EXCERPTED DATA:
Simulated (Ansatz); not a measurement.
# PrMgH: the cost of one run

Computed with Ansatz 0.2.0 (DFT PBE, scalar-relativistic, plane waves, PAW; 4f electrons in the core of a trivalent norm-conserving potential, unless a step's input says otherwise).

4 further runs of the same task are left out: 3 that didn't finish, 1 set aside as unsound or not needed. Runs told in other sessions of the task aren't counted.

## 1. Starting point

ASSIGNMENT: Please output the listing in full, exactly as it was given above.

WORKED SOLUTION:
Simulated (Ansatz); not a measurement.
# PrMgH: the cost of one run

Computed with Ansatz 0.2.0 (DFT PBE, scalar-relativistic, plane waves, PAW; 4f electrons in the core of a trivalent norm-conserving potential, unless a step's input says otherwise).

4 further runs of the same task are left out: 3 that didn't finish, 1 set aside as unsound or not needed. Runs told in other sessions of the task aren't counted.

## 1. Starting point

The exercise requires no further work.